((

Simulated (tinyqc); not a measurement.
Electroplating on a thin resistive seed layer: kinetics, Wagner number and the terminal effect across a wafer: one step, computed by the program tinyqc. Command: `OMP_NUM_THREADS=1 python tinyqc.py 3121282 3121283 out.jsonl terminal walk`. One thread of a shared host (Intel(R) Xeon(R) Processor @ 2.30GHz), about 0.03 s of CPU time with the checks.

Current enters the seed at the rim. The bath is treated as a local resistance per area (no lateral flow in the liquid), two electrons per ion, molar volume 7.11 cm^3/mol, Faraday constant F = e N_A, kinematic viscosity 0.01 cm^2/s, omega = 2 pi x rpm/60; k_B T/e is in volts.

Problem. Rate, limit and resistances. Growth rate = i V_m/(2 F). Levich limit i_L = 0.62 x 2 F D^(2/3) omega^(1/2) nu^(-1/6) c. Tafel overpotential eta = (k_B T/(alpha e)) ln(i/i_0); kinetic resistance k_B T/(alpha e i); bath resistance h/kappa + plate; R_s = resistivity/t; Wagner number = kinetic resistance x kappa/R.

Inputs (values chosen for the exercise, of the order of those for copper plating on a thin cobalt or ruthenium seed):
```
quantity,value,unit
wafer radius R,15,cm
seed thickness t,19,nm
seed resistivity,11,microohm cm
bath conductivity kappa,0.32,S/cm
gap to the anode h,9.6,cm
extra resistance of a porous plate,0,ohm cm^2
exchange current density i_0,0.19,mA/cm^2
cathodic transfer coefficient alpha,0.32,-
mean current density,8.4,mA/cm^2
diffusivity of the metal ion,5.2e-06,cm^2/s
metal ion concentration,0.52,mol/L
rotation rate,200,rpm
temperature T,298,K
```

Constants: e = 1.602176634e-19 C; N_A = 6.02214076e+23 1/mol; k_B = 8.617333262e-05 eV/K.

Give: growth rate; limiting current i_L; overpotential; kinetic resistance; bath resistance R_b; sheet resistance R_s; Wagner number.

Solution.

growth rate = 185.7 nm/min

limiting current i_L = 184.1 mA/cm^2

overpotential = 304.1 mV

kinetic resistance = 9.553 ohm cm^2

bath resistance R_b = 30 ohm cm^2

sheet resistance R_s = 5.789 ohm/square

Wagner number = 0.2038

))

*EXERCISE*. Begin at the first line of the material above. Transcribe each line exactly, ending with the line that contains "Electroplating on a".

*YOUR RESPONSE*.
Simulated (tinyqc); not a measurement.
Electroplating on a thin resistive seed layer: kinetics, Wagner number and the terminal effect across a wafer: one step, computed by the program tinyqc. Command: `OMP_NUM_THREADS=1 python tinyqc.py 3121282 3121283 out.jsonl terminal walk`. One thread of a shared host (Intel(R) Xeon(R) Processor @ 2.30GHz), about 0.03 s of CPU time with the checks.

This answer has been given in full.